Work order | Reproduce the whole listing exactly.

Extracted information |
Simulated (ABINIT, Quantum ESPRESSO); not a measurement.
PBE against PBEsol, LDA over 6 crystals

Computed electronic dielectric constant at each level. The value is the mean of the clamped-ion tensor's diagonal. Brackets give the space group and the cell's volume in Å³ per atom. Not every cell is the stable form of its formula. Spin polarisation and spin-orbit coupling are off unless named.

Exercise solution |
Simulated (ABINIT, Quantum ESPRESSO); not a measurement.
PBE against PBEsol, LDA over 6 crystals

Computed electronic dielectric constant at each level. The value is the mean of the clamped-ion tensor's diagonal. Brackets give the space group and the cell's volume in Å³ per atom. Not every cell is the stable form of its formula. Spin polarisation and spin-orbit coupling are off unless named.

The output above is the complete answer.